● **Activity**:
Would you give all of the records again, exactly as they read?

● **Records supplied**:
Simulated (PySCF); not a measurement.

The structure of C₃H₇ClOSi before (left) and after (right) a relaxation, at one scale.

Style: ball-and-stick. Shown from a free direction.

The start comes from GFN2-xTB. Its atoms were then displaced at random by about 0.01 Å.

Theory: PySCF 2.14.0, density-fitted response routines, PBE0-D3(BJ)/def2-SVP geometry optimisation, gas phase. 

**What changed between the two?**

● **Response area**:
Simulated (PySCF); not a measurement.

The structure of C₃H₇ClOSi before (left) and after (right) a relaxation, at one scale.

Style: ball-and-stick. Shown from a free direction.

The start comes from GFN2-xTB. Its atoms were then displaced at random by about 0.01 Å.

Theory: PySCF 2.14.0, density-fitted response routines, PBE0-D3(BJ)/def2-SVP geometry optimisation, gas phase. 

**What changed between the two?**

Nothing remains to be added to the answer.